::: Excerpted data :::

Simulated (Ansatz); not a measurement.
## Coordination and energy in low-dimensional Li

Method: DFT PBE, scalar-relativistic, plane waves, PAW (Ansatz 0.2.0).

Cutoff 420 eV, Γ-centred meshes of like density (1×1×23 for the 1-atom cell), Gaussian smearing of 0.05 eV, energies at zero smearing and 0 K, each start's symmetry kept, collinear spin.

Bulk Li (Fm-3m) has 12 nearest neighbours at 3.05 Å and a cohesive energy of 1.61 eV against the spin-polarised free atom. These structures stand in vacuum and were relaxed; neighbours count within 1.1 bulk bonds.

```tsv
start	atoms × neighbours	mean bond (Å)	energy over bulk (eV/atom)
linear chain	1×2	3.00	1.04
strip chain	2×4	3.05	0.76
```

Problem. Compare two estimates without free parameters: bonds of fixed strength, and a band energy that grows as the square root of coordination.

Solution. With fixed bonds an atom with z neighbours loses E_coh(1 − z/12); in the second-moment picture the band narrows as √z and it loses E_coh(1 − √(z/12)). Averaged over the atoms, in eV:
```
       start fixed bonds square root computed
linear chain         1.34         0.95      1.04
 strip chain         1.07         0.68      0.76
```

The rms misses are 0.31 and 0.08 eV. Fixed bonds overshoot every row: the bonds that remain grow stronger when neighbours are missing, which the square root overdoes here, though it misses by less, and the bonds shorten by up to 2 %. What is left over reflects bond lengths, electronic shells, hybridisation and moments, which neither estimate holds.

:::

● Exercise:
Output all of the records above unchanged.

● Worked solution:
Simulated (Ansatz); not a measurement.
## Coordination and energy in low-dimensional Li

Method: DFT PBE, scalar-relativistic, plane waves, PAW (Ansatz 0.2.0).

Cutoff 420 eV, Γ-centred meshes of like density (1×1×23 for the 1-atom cell), Gaussian smearing of 0.05 eV, energies at zero smearing and 0 K, each start's symmetry kept, collinear spin.

Bulk Li (Fm-3m) has 12 nearest neighbours at 3.05 Å and a cohesive energy of 1.61 eV against the spin-polarised free atom. These structures stand in vacuum and were relaxed; neighbours count within 1.1 bulk bonds.

```tsv
start	atoms × neighbours	mean bond (Å)	energy over bulk (eV/atom)
linear chain	1×2	3.00	1.04
strip chain	2×4	3.05	0.76
```

Problem. Compare two estimates without free parameters: bonds of fixed strength, and a band energy that grows as the square root of coordination.

Solution. With fixed bonds an atom with z neighbours loses E_coh(1 − z/12); in the second-moment picture the band narrows as √z and it loses E_coh(1 − √(z/12)). Averaged over the atoms, in eV:
```
       start fixed bonds square root computed
linear chain         1.34         0.95      1.04
 strip chain         1.07         0.68      0.76
```

The rms misses are 0.31 and 0.08 eV. Fixed bonds overshoot every row: the bonds that remain grow stronger when neighbours are missing, which the square root overdoes here, though it misses by less, and the bonds shorten by up to 2 %. What is left over reflects bond lengths, electronic shells, hybridisation and moments, which neither estimate holds.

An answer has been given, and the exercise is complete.